◇ ◇ ◇
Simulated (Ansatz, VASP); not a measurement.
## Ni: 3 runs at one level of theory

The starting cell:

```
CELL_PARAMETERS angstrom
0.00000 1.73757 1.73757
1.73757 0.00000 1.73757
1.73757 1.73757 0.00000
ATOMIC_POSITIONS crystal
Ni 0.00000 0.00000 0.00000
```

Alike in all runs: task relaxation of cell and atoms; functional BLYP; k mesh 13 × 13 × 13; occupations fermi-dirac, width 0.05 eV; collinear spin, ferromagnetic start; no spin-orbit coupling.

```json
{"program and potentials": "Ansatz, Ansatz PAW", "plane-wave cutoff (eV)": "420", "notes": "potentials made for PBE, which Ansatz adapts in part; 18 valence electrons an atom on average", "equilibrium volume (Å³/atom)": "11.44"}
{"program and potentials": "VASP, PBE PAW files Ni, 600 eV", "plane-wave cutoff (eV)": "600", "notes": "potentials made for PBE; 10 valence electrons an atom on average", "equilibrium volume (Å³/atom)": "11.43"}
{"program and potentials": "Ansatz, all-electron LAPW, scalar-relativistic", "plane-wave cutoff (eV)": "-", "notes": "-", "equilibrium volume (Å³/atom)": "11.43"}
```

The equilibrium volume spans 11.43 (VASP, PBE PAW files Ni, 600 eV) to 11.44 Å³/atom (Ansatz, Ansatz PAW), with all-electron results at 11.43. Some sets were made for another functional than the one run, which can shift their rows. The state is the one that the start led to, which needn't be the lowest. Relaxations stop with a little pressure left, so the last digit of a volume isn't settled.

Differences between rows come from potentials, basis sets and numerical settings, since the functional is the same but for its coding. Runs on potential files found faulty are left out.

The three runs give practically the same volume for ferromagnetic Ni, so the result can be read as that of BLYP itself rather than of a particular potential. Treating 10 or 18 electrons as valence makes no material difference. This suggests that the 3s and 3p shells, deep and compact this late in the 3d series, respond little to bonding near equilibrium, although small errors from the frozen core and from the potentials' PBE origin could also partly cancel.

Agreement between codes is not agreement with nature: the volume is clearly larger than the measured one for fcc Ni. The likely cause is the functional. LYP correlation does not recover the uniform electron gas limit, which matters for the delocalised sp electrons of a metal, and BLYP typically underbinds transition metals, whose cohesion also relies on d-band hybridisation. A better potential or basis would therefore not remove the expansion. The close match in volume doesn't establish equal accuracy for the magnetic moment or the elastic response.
◇ ◇ ◇

• [EXERCISE] From the listing above, return the lines starting at the one with "## Ni: 3 runs at one level of theory" and ending at the one with "Differences between rows", both kept, exactly as they appear and nothing more.

• [WRITTEN ANSWER]
## Ni: 3 runs at one level of theory

The starting cell:

```
CELL_PARAMETERS angstrom
0.00000 1.73757 1.73757
1.73757 0.00000 1.73757
1.73757 1.73757 0.00000
ATOMIC_POSITIONS crystal
Ni 0.00000 0.00000 0.00000
```

Alike in all runs: task relaxation of cell and atoms; functional BLYP; k mesh 13 × 13 × 13; occupations fermi-dirac, width 0.05 eV; collinear spin, ferromagnetic start; no spin-orbit coupling.

```json
{"program and potentials": "Ansatz, Ansatz PAW", "plane-wave cutoff (eV)": "420", "notes": "potentials made for PBE, which Ansatz adapts in part; 18 valence electrons an atom on average", "equilibrium volume (Å³/atom)": "11.44"}
{"program and potentials": "VASP, PBE PAW files Ni, 600 eV", "plane-wave cutoff (eV)": "600", "notes": "potentials made for PBE; 10 valence electrons an atom on average", "equilibrium volume (Å³/atom)": "11.43"}
{"program and potentials": "Ansatz, all-electron LAPW, scalar-relativistic", "plane-wave cutoff (eV)": "-", "notes": "-", "equilibrium volume (Å³/atom)": "11.43"}
```

The equilibrium volume spans 11.43 (VASP, PBE PAW files Ni, 600 eV) to 11.44 Å³/atom (Ansatz, Ansatz PAW), with all-electron results at 11.43. Some sets were made for another functional than the one run, which can shift their rows. The state is the one that the start led to, which needn't be the lowest. Relaxations stop with a little pressure left, so the last digit of a volume isn't settled.

Differences between rows come from potentials, basis sets and numerical settings, since the functional is the same but for its coding. Runs on potential files found faulty are left out.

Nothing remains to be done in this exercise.